──────────────────────────────
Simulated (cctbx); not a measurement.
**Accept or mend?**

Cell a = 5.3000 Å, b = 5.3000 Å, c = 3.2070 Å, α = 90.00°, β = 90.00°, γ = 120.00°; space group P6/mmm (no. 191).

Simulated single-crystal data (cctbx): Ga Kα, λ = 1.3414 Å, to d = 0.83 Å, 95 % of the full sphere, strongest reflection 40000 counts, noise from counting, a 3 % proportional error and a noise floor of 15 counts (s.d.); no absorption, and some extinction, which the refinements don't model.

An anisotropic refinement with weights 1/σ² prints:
──────────────────────────────

Having read the entries above, repeat them exactly.

**Written solution:**
Simulated (cctbx); not a measurement.
**Accept or mend?**

Cell a = 5.3000 Å, b = 5.3000 Å, c = 3.2070 Å, α = 90.00°, β = 90.00°, γ = 120.00°; space group P6/mmm (no. 191).

Simulated single-crystal data (cctbx): Ga Kα, λ = 1.3414 Å, to d = 0.83 Å, 95 % of the full sphere, strongest reflection 40000 counts, noise from counting, a 3 % proportional error and a noise floor of 15 counts (s.d.); no absorption, and some extinction, which the refinements don't model.

An anisotropic refinement with weights 1/σ² prints:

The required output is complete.